Data under study
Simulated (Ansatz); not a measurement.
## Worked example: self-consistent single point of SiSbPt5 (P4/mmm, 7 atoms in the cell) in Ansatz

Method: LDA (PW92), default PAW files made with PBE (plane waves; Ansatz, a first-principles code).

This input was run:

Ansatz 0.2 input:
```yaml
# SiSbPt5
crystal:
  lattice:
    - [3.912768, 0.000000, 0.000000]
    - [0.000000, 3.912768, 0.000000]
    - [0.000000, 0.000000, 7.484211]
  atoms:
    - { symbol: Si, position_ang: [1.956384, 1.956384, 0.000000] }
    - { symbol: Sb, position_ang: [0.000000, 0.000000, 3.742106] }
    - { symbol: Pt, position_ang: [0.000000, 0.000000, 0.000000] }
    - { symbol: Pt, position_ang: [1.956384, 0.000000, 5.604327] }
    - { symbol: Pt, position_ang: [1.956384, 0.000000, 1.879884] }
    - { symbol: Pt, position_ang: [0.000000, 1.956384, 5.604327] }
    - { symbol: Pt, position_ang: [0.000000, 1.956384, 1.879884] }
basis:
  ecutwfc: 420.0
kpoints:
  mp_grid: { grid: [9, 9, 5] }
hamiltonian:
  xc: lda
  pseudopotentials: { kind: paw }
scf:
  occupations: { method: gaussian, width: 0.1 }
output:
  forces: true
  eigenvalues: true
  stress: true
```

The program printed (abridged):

Work task
The reply should hold only the lines from the beginning of the listing above through the line with "Method: LDA (PW92), default", each one written exactly as it appears.

Result
Simulated (Ansatz); not a measurement.
## Worked example: self-consistent single point of SiSbPt5 (P4/mmm, 7 atoms in the cell) in Ansatz

Method: LDA (PW92), default PAW files made with PBE (plane waves; Ansatz, a first-principles code).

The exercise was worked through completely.